Activity: Copy out, word for word, the lines from the start of the data below through the line containing "Aim: compute the", and no others.

Data for review:
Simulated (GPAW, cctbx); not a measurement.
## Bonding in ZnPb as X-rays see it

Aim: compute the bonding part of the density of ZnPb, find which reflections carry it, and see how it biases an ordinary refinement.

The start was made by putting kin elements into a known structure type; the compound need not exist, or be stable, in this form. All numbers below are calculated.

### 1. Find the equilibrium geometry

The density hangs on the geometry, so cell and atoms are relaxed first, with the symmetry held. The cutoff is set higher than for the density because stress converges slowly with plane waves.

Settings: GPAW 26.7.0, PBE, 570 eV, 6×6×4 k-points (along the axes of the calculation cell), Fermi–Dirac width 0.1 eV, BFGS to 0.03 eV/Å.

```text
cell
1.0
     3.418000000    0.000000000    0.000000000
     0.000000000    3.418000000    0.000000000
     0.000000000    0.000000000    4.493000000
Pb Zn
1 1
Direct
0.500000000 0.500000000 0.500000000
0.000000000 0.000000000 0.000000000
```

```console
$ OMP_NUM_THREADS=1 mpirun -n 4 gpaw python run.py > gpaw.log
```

Exercise solution:
Simulated (GPAW, cctbx); not a measurement.
## Bonding in ZnPb as X-rays see it

Aim: compute the bonding part of the density of ZnPb, find which reflections carry it, and see how it biases an ordinary refinement.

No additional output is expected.